* Records provided *
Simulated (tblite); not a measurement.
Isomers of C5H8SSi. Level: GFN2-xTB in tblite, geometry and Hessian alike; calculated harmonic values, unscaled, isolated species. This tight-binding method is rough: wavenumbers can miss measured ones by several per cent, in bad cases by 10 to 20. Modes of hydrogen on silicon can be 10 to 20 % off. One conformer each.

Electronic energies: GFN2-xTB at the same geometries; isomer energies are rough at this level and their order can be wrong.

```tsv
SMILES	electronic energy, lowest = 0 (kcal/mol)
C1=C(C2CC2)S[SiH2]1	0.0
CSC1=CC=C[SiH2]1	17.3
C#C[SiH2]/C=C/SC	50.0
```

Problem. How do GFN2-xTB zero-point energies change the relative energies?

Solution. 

* Work order *
Take the entries above and write them out again unchanged.

* Response box *
Simulated (tblite); not a measurement.
Isomers of C5H8SSi. Level: GFN2-xTB in tblite, geometry and Hessian alike; calculated harmonic values, unscaled, isolated species. This tight-binding method is rough: wavenumbers can miss measured ones by several per cent, in bad cases by 10 to 20. Modes of hydrogen on silicon can be 10 to 20 % off. One conformer each.

Electronic energies: GFN2-xTB at the same geometries; isomer energies are rough at this level and their order can be wrong.

```tsv
SMILES	electronic energy, lowest = 0 (kcal/mol)
C1=C(C2CC2)S[SiH2]1	0.0
CSC1=CC=C[SiH2]1	17.3
C#C[SiH2]/C=C/SC	50.0
```

Problem. How do GFN2-xTB zero-point energies change the relative energies?

Solution. 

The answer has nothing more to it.